[Excerpted data — start]

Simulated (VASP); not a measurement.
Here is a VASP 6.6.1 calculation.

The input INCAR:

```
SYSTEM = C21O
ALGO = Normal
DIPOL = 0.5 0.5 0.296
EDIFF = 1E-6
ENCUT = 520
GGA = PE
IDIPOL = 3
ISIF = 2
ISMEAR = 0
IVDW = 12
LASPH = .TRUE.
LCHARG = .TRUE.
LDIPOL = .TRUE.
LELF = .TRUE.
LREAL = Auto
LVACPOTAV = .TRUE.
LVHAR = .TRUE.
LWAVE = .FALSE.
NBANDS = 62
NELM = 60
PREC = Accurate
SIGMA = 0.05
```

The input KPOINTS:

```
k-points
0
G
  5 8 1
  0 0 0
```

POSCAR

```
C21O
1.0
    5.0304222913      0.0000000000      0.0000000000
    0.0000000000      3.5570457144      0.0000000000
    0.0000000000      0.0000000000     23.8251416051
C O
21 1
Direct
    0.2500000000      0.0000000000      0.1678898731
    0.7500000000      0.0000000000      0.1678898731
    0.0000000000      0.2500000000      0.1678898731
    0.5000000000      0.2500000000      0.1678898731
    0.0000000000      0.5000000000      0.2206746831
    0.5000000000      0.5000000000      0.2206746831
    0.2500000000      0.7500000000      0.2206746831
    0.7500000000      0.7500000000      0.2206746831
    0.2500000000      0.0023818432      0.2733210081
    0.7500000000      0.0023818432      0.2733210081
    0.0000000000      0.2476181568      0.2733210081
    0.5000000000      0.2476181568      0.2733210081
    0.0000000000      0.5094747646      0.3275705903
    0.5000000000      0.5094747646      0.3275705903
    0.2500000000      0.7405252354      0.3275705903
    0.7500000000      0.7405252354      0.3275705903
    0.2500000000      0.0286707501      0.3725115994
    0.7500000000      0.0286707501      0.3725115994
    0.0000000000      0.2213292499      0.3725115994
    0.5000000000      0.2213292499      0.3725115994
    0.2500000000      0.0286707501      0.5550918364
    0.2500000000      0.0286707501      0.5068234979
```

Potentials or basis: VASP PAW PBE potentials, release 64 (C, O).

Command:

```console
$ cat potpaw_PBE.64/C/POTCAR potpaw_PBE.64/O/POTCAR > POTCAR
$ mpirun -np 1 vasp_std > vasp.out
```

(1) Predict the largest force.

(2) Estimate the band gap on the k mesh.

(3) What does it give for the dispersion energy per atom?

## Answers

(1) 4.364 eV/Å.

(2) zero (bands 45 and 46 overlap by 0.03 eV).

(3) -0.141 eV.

[Excerpted data — finish]

[Brief] A verbatim transcription is needed of the lines above, starting at the line with "(3) What does" and ending at the line with "(2) zero (bands", both included, and of nothing else.

[Answer box]
(3) What does it give for the dispersion energy per atom?

## Answers

(1) 4.364 eV/Å.

(2) zero (bands 45 and 46 overlap by 0.03 eV).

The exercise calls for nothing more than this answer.